Records shown —
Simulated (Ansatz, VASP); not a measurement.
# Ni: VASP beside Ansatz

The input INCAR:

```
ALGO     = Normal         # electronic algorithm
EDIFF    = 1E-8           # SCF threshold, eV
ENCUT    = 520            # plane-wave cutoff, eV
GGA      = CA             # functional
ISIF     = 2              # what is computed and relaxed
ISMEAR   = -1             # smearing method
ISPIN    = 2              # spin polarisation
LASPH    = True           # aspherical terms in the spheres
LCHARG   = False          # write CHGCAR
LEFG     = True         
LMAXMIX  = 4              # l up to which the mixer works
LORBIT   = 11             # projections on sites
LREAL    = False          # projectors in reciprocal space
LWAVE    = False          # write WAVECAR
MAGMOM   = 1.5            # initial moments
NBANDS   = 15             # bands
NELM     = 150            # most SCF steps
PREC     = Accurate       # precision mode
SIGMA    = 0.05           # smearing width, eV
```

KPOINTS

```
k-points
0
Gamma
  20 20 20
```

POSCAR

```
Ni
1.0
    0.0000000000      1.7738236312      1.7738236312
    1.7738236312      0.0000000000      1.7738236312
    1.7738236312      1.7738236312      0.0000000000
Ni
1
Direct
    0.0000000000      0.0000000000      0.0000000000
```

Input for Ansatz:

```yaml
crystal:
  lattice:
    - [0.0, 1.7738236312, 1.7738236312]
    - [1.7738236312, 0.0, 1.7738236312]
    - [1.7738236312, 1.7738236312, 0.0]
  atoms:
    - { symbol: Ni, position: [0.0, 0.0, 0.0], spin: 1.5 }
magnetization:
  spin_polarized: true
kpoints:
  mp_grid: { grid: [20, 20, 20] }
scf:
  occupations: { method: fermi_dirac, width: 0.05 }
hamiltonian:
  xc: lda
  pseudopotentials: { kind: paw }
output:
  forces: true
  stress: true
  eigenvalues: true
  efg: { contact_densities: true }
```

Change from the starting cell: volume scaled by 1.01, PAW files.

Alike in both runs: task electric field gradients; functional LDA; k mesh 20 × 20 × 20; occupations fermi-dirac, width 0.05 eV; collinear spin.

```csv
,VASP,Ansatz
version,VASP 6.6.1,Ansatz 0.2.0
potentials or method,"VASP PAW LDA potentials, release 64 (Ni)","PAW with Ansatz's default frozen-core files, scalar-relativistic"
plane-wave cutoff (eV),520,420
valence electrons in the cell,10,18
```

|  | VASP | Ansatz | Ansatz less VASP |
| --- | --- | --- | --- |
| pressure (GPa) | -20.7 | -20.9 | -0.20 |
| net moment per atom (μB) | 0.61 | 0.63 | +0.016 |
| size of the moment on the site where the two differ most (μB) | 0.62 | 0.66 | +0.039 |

Action item —
Taking the entries above, restate exactly those lines that fall between the line with "-20.9 | -0.20 |" and the line with "0.63 | +0.016 |", keeping both of those lines too.

Problem solution —
| pressure (GPa) | -20.7 | -20.9 | -0.20 |
| net moment per atom (μB) | 0.61 | 0.63 | +0.016 |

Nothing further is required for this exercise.